> _WORK REQUEST_:
Print the first line of the data below and every one after it, through the line containing "Alike in both", exactly as written.

═════ DATA SUPPLIED

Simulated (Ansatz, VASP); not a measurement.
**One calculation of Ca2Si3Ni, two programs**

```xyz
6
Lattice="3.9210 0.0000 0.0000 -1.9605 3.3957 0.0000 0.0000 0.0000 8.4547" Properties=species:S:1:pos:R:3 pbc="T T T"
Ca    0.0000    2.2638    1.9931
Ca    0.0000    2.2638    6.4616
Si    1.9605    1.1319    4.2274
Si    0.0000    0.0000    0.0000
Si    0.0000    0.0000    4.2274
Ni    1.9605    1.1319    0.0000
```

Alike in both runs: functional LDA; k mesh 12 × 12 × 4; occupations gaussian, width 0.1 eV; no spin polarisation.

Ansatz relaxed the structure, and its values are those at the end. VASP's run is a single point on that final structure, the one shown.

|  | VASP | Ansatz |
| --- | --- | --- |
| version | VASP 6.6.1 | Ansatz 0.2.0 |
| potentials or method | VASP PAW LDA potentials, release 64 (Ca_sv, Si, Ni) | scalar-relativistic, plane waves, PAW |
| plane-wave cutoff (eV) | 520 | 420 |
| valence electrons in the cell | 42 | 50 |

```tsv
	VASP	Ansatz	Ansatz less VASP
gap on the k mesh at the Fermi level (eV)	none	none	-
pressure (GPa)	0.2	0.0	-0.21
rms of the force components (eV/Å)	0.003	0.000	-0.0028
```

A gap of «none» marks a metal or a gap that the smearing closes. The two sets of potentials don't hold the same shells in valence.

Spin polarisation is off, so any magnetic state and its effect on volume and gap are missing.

══════════

> _WRITTEN ANSWER_:
Simulated (Ansatz, VASP); not a measurement.
**One calculation of Ca2Si3Ni, two programs**

```xyz
6
Lattice="3.9210 0.0000 0.0000 -1.9605 3.3957 0.0000 0.0000 0.0000 8.4547" Properties=species:S:1:pos:R:3 pbc="T T T"
Ca    0.0000    2.2638    1.9931
Ca    0.0000    2.2638    6.4616
Si    1.9605    1.1319    4.2274
Si    0.0000    0.0000    0.0000
Si    0.0000    0.0000    4.2274
Ni    1.9605    1.1319    0.0000
```

Alike in both runs: functional LDA; k mesh 12 × 12 × 4; occupations gaussian, width 0.1 eV; no spin polarisation.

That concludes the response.